_SUPPLIED RECORDS_:
------------------------------

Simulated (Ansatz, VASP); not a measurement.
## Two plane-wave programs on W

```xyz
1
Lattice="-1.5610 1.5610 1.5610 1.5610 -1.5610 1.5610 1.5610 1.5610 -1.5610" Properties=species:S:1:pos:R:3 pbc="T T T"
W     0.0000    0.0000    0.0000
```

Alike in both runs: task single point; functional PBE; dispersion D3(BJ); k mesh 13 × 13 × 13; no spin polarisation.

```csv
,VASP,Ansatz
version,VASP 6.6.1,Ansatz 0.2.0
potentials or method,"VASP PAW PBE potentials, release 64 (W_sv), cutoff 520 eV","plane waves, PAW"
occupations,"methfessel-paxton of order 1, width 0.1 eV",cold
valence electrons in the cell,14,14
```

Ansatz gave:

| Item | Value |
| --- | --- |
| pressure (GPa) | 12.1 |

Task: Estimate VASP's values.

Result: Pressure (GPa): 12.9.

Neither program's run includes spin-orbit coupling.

------------------------------

_ASSIGNMENT_: Beginning at the first line above, repeat exactly until the line containing "Result: Pressure (GPa): 12.9.", which is included.

_YOUR SOLUTION_:
Simulated (Ansatz, VASP); not a measurement.
## Two plane-wave programs on W

```xyz
1
Lattice="-1.5610 1.5610 1.5610 1.5610 -1.5610 1.5610 1.5610 1.5610 -1.5610" Properties=species:S:1:pos:R:3 pbc="T T T"
W     0.0000    0.0000    0.0000
```

Alike in both runs: task single point; functional PBE; dispersion D3(BJ); k mesh 13 × 13 × 13; no spin polarisation.

```csv
,VASP,Ansatz
version,VASP 6.6.1,Ansatz 0.2.0
potentials or method,"VASP PAW PBE potentials, release 64 (W_sv), cutoff 520 eV","plane waves, PAW"
occupations,"methfessel-paxton of order 1, width 0.1 eV",cold
valence electrons in the cell,14,14
```

Ansatz gave:

| Item | Value |
| --- | --- |
| pressure (GPa) | 12.1 |

Task: Estimate VASP's values.

Result: Pressure (GPa): 12.9.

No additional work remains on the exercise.